________________________________________
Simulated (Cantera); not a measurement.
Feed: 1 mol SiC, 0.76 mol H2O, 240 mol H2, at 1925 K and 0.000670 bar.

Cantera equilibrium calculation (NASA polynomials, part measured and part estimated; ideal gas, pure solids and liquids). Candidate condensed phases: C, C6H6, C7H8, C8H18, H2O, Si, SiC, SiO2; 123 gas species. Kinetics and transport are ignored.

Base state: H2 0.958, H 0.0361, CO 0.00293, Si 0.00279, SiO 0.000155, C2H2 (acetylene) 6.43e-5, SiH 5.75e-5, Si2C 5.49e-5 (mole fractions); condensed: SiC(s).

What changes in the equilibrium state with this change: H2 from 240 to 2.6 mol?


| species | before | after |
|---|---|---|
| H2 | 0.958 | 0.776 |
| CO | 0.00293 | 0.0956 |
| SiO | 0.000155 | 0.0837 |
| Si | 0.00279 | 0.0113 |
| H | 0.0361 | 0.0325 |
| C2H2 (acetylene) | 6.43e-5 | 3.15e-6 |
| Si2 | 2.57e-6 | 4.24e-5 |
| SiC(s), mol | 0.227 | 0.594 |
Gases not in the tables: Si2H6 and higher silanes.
________________________________________

**EXERCISE**
The whole listing above is to be reproduced without any slip.

**SOLUTION**
Simulated (Cantera); not a measurement.
Feed: 1 mol SiC, 0.76 mol H2O, 240 mol H2, at 1925 K and 0.000670 bar.

Cantera equilibrium calculation (NASA polynomials, part measured and part estimated; ideal gas, pure solids and liquids). Candidate condensed phases: C, C6H6, C7H8, C8H18, H2O, Si, SiC, SiO2; 123 gas species. Kinetics and transport are ignored.

Base state: H2 0.958, H 0.0361, CO 0.00293, Si 0.00279, SiO 0.000155, C2H2 (acetylene) 6.43e-5, SiH 5.75e-5, Si2C 5.49e-5 (mole fractions); condensed: SiC(s).

What changes in the equilibrium state with this change: H2 from 240 to 2.6 mol?


| species | before | after |
|---|---|---|
| H2 | 0.958 | 0.776 |
| CO | 0.00293 | 0.0956 |
| SiO | 0.000155 | 0.0837 |
| Si | 0.00279 | 0.0113 |
| H | 0.0361 | 0.0325 |
| C2H2 (acetylene) | 6.43e-5 | 3.15e-6 |
| Si2 | 2.57e-6 | 4.24e-5 |
| SiC(s), mol | 0.227 | 0.594 |
Gases not in the tables: Si2H6 and higher silanes.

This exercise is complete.